• Exercise data:
====
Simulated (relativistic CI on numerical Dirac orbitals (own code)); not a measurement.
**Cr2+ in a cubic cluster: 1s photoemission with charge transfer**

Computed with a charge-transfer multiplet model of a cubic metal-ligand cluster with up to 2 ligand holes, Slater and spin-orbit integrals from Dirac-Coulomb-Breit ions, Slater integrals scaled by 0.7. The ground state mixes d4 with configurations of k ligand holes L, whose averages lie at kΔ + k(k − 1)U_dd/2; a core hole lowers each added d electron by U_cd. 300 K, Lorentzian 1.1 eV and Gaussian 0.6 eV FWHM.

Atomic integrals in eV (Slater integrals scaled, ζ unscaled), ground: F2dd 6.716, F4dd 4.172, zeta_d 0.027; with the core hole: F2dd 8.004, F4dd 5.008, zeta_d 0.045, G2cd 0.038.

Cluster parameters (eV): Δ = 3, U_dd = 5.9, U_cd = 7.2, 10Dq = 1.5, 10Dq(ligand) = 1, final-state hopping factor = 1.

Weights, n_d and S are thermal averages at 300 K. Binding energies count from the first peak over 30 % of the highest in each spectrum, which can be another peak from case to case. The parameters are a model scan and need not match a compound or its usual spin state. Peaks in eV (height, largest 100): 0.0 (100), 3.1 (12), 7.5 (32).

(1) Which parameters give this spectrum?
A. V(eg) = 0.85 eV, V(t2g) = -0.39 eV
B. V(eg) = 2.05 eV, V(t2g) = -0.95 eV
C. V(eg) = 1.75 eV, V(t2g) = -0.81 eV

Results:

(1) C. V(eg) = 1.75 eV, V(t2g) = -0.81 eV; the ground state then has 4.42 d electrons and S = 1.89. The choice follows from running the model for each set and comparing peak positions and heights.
====

Restate, word for word and with nothing added, the lines from the beginning of the records above through the line that contains "Cluster parameters (eV): Δ".

• Problem solution:
Simulated (relativistic CI on numerical Dirac orbitals (own code)); not a measurement.
**Cr2+ in a cubic cluster: 1s photoemission with charge transfer**

Computed with a charge-transfer multiplet model of a cubic metal-ligand cluster with up to 2 ligand holes, Slater and spin-orbit integrals from Dirac-Coulomb-Breit ions, Slater integrals scaled by 0.7. The ground state mixes d4 with configurations of k ligand holes L, whose averages lie at kΔ + k(k − 1)U_dd/2; a core hole lowers each added d electron by U_cd. 300 K, Lorentzian 1.1 eV and Gaussian 0.6 eV FWHM.

Atomic integrals in eV (Slater integrals scaled, ζ unscaled), ground: F2dd 6.716, F4dd 4.172, zeta_d 0.027; with the core hole: F2dd 8.004, F4dd 5.008, zeta_d 0.045, G2cd 0.038.

Cluster parameters (eV): Δ = 3, U_dd = 5.9, U_cd = 7.2, 10Dq = 1.5, 10Dq(ligand) = 1, final-state hopping factor = 1.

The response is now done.